* [Requirement]:
Write out the whole listing exactly as it stands.

________
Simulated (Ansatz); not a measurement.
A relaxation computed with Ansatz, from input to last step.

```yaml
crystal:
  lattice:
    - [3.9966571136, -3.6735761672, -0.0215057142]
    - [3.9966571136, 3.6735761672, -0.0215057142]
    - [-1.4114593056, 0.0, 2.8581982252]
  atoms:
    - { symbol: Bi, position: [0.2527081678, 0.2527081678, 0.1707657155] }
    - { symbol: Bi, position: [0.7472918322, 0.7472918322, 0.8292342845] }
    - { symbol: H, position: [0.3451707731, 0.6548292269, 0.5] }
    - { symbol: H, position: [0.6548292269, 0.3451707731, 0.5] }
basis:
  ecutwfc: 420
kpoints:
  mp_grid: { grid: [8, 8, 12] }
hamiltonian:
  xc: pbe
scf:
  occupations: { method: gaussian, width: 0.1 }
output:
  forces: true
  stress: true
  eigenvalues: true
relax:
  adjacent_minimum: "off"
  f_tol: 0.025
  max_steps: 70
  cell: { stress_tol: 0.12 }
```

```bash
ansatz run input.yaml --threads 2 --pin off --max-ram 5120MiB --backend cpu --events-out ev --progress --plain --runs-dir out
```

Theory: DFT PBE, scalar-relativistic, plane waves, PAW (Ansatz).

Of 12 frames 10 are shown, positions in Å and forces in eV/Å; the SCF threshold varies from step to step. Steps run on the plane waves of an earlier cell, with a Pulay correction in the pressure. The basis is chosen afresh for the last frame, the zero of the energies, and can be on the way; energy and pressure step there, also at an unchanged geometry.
________

* [Written reply]:
Simulated (Ansatz); not a measurement.
A relaxation computed with Ansatz, from input to last step.

```yaml
crystal:
  lattice:
    - [3.9966571136, -3.6735761672, -0.0215057142]
    - [3.9966571136, 3.6735761672, -0.0215057142]
    - [-1.4114593056, 0.0, 2.8581982252]
  atoms:
    - { symbol: Bi, position: [0.2527081678, 0.2527081678, 0.1707657155] }
    - { symbol: Bi, position: [0.7472918322, 0.7472918322, 0.8292342845] }
    - { symbol: H, position: [0.3451707731, 0.6548292269, 0.5] }
    - { symbol: H, position: [0.6548292269, 0.3451707731, 0.5] }
basis:
  ecutwfc: 420
kpoints:
  mp_grid: { grid: [8, 8, 12] }
hamiltonian:
  xc: pbe
scf:
  occupations: { method: gaussian, width: 0.1 }
output:
  forces: true
  stress: true
  eigenvalues: true
relax:
  adjacent_minimum: "off"
  f_tol: 0.025
  max_steps: 70
  cell: { stress_tol: 0.12 }
```

```bash
ansatz run input.yaml --threads 2 --pin off --max-ram 5120MiB --backend cpu --events-out ev --progress --plain --runs-dir out
```

Theory: DFT PBE, scalar-relativistic, plane waves, PAW (Ansatz).

Of 12 frames 10 are shown, positions in Å and forces in eV/Å; the SCF threshold varies from step to step. Steps run on the plane waves of an earlier cell, with a Pulay correction in the pressure. The basis is chosen afresh for the last frame, the zero of the energies, and can be on the way; energy and pressure step there, also at an unchanged geometry.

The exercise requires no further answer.